Exercise :: A faithful, complete transcription of the listing is required.

** Supplied data follows **

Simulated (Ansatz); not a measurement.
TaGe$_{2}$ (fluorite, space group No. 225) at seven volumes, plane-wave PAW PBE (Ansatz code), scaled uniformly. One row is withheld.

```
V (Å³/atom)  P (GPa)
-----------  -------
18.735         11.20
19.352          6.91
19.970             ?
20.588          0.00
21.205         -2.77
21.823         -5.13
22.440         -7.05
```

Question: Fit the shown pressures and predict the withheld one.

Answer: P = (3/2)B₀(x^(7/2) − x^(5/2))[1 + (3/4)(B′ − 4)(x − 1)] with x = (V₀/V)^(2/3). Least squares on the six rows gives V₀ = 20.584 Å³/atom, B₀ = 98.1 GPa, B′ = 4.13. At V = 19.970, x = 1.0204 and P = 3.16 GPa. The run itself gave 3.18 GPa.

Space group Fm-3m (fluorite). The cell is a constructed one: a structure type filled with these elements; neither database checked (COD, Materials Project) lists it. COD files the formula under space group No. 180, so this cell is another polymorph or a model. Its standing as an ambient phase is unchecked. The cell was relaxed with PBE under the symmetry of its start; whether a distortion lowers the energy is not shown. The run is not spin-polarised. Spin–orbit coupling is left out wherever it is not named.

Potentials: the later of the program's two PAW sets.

** End of Supplied data **

Task response ::
Simulated (Ansatz); not a measurement.
TaGe$_{2}$ (fluorite, space group No. 225) at seven volumes, plane-wave PAW PBE (Ansatz code), scaled uniformly. One row is withheld.

```
V (Å³/atom)  P (GPa)
-----------  -------
18.735         11.20
19.352          6.91
19.970             ?
20.588          0.00
21.205         -2.77
21.823         -5.13
22.440         -7.05
```

Question: Fit the shown pressures and predict the withheld one.

Answer: P = (3/2)B₀(x^(7/2) − x^(5/2))[1 + (3/4)(B′ − 4)(x − 1)] with x = (V₀/V)^(2/3). Least squares on the six rows gives V₀ = 20.584 Å³/atom, B₀ = 98.1 GPa, B′ = 4.13. At V = 19.970, x = 1.0204 and P = 3.16 GPa. The run itself gave 3.18 GPa.

Space group Fm-3m (fluorite). The cell is a constructed one: a structure type filled with these elements; neither database checked (COD, Materials Project) lists it. COD files the formula under space group No. 180, so this cell is another polymorph or a model. Its standing as an ambient phase is unchecked. The cell was relaxed with PBE under the symmetry of its start; whether a distortion lowers the energy is not shown. The run is not spin-polarised. Spin–orbit coupling is left out wherever it is not named.

Potentials: the later of the program's two PAW sets.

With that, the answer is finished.